• SOURCE MATERIAL:
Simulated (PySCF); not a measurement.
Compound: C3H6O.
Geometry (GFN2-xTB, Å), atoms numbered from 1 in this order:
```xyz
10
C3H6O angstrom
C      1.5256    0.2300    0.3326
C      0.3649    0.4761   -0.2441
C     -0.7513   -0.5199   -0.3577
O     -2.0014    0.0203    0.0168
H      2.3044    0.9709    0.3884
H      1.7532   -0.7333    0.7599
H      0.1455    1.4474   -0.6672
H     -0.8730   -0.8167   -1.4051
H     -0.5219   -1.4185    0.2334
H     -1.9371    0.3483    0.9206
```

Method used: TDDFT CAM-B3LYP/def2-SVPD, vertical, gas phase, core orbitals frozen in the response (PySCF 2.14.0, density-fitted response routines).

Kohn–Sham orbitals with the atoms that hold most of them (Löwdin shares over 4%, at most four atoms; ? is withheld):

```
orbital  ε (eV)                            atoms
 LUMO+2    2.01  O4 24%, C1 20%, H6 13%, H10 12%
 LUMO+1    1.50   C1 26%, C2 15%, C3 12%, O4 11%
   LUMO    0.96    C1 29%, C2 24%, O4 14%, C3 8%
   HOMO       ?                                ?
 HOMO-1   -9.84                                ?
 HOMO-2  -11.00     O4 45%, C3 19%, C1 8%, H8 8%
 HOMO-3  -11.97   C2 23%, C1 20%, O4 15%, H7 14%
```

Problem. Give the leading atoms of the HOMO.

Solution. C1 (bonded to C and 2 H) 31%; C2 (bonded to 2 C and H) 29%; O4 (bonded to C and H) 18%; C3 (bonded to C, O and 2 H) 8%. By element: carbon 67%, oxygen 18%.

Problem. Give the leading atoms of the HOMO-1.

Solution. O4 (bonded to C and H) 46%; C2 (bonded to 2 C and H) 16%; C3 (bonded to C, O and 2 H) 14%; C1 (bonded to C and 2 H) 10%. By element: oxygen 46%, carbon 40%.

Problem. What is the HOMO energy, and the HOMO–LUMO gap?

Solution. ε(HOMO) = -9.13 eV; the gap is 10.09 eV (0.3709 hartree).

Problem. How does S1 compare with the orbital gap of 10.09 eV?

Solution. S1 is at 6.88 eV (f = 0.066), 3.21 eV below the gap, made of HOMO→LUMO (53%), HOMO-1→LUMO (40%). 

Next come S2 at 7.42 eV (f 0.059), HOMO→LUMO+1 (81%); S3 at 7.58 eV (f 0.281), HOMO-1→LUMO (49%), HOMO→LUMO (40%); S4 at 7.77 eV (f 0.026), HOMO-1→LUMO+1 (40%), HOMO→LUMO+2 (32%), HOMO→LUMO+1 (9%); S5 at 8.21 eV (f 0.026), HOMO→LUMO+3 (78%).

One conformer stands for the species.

• ACTION ITEM: Reproduce the records above exactly, from the first line through the line containing "Solution. S1 is", and output nothing else.

• WRITTEN SOLUTION:
Simulated (PySCF); not a measurement.
Compound: C3H6O.
Geometry (GFN2-xTB, Å), atoms numbered from 1 in this order:
```xyz
10
C3H6O angstrom
C      1.5256    0.2300    0.3326
C      0.3649    0.4761   -0.2441
C     -0.7513   -0.5199   -0.3577
O     -2.0014    0.0203    0.0168
H      2.3044    0.9709    0.3884
H      1.7532   -0.7333    0.7599
H      0.1455    1.4474   -0.6672
H     -0.8730   -0.8167   -1.4051
H     -0.5219   -1.4185    0.2334
H     -1.9371    0.3483    0.9206
```

Method used: TDDFT CAM-B3LYP/def2-SVPD, vertical, gas phase, core orbitals frozen in the response (PySCF 2.14.0, density-fitted response routines).

Kohn–Sham orbitals with the atoms that hold most of them (Löwdin shares over 4%, at most four atoms; ? is withheld):

```
orbital  ε (eV)                            atoms
 LUMO+2    2.01  O4 24%, C1 20%, H6 13%, H10 12%
 LUMO+1    1.50   C1 26%, C2 15%, C3 12%, O4 11%
   LUMO    0.96    C1 29%, C2 24%, O4 14%, C3 8%
   HOMO       ?                                ?
 HOMO-1   -9.84                                ?
 HOMO-2  -11.00     O4 45%, C3 19%, C1 8%, H8 8%
 HOMO-3  -11.97   C2 23%, C1 20%, O4 15%, H7 14%
```

Problem. Give the leading atoms of the HOMO.

Solution. C1 (bonded to C and 2 H) 31%; C2 (bonded to 2 C and H) 29%; O4 (bonded to C and H) 18%; C3 (bonded to C, O and 2 H) 8%. By element: carbon 67%, oxygen 18%.

Problem. Give the leading atoms of the HOMO-1.

Solution. O4 (bonded to C and H) 46%; C2 (bonded to 2 C and H) 16%; C3 (bonded to C, O and 2 H) 14%; C1 (bonded to C and 2 H) 10%. By element: oxygen 46%, carbon 40%.

Problem. What is the HOMO energy, and the HOMO–LUMO gap?

Solution. ε(HOMO) = -9.13 eV; the gap is 10.09 eV (0.3709 hartree).

Problem. How does S1 compare with the orbital gap of 10.09 eV?

Solution. S1 is at 6.88 eV (f = 0.066), 3.21 eV below the gap, made of HOMO→LUMO (53%), HOMO-1→LUMO (40%). 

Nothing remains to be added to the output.